_WORK ITEM_
Write each entry down again precisely, skipping nothing.

_DATA UNDER STUDY_
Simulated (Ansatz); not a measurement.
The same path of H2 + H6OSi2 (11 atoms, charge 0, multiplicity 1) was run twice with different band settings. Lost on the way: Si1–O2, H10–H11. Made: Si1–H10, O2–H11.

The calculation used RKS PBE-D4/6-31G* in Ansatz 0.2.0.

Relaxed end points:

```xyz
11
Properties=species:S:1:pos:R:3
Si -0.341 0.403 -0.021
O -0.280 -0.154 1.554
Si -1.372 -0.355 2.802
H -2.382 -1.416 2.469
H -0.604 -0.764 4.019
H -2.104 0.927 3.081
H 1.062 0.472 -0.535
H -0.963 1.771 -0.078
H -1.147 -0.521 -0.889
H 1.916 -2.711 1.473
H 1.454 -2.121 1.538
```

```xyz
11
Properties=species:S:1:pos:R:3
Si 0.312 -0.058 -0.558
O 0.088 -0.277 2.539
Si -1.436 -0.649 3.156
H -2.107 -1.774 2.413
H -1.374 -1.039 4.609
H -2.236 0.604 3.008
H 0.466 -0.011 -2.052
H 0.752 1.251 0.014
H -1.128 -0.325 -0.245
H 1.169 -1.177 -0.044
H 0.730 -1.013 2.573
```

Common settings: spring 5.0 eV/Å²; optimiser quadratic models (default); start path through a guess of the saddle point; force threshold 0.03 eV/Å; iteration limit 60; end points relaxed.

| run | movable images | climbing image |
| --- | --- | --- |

_TASK OUTPUT_
Simulated (Ansatz); not a measurement.
The same path of H2 + H6OSi2 (11 atoms, charge 0, multiplicity 1) was run twice with different band settings. Lost on the way: Si1–O2, H10–H11. Made: Si1–H10, O2–H11.

The calculation used RKS PBE-D4/6-31G* in Ansatz 0.2.0.

Relaxed end points:

```xyz
11
Properties=species:S:1:pos:R:3
Si -0.341 0.403 -0.021
O -0.280 -0.154 1.554
Si -1.372 -0.355 2.802
H -2.382 -1.416 2.469
H -0.604 -0.764 4.019
H -2.104 0.927 3.081
H 1.062 0.472 -0.535
H -0.963 1.771 -0.078
H -1.147 -0.521 -0.889
H 1.916 -2.711 1.473
H 1.454 -2.121 1.538
```

```xyz
11
Properties=species:S:1:pos:R:3
Si 0.312 -0.058 -0.558
O 0.088 -0.277 2.539
Si -1.436 -0.649 3.156
H -2.107 -1.774 2.413
H -1.374 -1.039 4.609
H -2.236 0.604 3.008
H 0.466 -0.011 -2.052
H 0.752 1.251 0.014
H -1.128 -0.325 -0.245
H 1.169 -1.177 -0.044
H 0.730 -1.013 2.573
```

Common settings: spring 5.0 eV/Å²; optimiser quadratic models (default); start path through a guess of the saddle point; force threshold 0.03 eV/Å; iteration limit 60; end points relaxed.

| run | movable images | climbing image |
| --- | --- | --- |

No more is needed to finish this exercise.